=== SUPPLIED DATA ===
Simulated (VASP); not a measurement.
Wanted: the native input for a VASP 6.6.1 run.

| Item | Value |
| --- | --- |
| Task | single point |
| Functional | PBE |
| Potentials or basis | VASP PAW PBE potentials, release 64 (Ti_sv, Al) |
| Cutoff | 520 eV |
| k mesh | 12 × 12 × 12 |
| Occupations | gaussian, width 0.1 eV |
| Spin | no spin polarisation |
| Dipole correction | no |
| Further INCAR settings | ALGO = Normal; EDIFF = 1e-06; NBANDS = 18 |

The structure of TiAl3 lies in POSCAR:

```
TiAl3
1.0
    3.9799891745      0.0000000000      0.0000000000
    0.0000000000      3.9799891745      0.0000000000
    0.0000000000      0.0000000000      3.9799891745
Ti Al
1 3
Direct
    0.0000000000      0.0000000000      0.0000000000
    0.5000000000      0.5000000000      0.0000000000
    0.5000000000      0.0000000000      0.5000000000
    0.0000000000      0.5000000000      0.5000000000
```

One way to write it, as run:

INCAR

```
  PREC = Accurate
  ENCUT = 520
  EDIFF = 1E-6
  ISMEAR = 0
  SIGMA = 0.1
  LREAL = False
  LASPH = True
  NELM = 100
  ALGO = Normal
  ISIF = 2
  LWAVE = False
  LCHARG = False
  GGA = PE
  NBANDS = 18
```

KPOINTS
===

## ACTION ITEM
Looking at the material above, please copy exactly every line from its first line through the line containing "NBANDS = 18 |", with both ends included and nothing else.

## WRITTEN ANSWER
Simulated (VASP); not a measurement.
Wanted: the native input for a VASP 6.6.1 run.

| Item | Value |
| --- | --- |
| Task | single point |
| Functional | PBE |
| Potentials or basis | VASP PAW PBE potentials, release 64 (Ti_sv, Al) |
| Cutoff | 520 eV |
| k mesh | 12 × 12 × 12 |
| Occupations | gaussian, width 0.1 eV |
| Spin | no spin polarisation |
| Dipole correction | no |
| Further INCAR settings | ALGO = Normal; EDIFF = 1e-06; NBANDS = 18 |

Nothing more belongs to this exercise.